- _Required action_:
Output each entry in full so that the result matches the data exactly.

- _Excerpted records_:
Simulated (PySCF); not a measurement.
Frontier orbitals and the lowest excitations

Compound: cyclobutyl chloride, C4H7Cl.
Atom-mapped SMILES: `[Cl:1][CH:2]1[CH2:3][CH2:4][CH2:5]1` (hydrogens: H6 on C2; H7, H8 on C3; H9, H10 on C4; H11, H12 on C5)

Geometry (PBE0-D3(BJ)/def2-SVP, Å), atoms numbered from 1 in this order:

- _Written answer_:
Simulated (PySCF); not a measurement.
Frontier orbitals and the lowest excitations

Compound: cyclobutyl chloride, C4H7Cl.
Atom-mapped SMILES: `[Cl:1][CH:2]1[CH2:3][CH2:4][CH2:5]1` (hydrogens: H6 on C2; H7, H8 on C3; H9, H10 on C4; H11, H12 on C5)

Geometry (PBE0-D3(BJ)/def2-SVP, Å), atoms numbered from 1 in this order:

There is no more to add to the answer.